_Work request_
Once you have read the listing, output it exactly and completely.

=== Begin Enclosure ===

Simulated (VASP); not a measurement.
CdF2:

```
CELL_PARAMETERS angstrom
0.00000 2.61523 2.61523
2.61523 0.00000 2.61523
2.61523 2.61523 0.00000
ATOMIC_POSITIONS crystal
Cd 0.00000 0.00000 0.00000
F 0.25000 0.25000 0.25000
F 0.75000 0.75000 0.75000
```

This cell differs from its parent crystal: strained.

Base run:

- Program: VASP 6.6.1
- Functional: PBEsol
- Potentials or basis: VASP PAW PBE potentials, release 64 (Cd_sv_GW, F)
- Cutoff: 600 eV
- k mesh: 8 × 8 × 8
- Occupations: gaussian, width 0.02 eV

=== End Enclosure ===

_Your solution_
Simulated (VASP); not a measurement.
CdF2:

```
CELL_PARAMETERS angstrom
0.00000 2.61523 2.61523
2.61523 0.00000 2.61523
2.61523 2.61523 0.00000
ATOMIC_POSITIONS crystal
Cd 0.00000 0.00000 0.00000
F 0.25000 0.25000 0.25000
F 0.75000 0.75000 0.75000
```

This cell differs from its parent crystal: strained.

Base run:

- Program: VASP 6.6.1
- Functional: PBEsol
- Potentials or basis: VASP PAW PBE potentials, release 64 (Cd_sv_GW, F)
- Cutoff: 600 eV
- k mesh: 8 × 8 × 8
- Occupations: gaussian, width 0.02 eV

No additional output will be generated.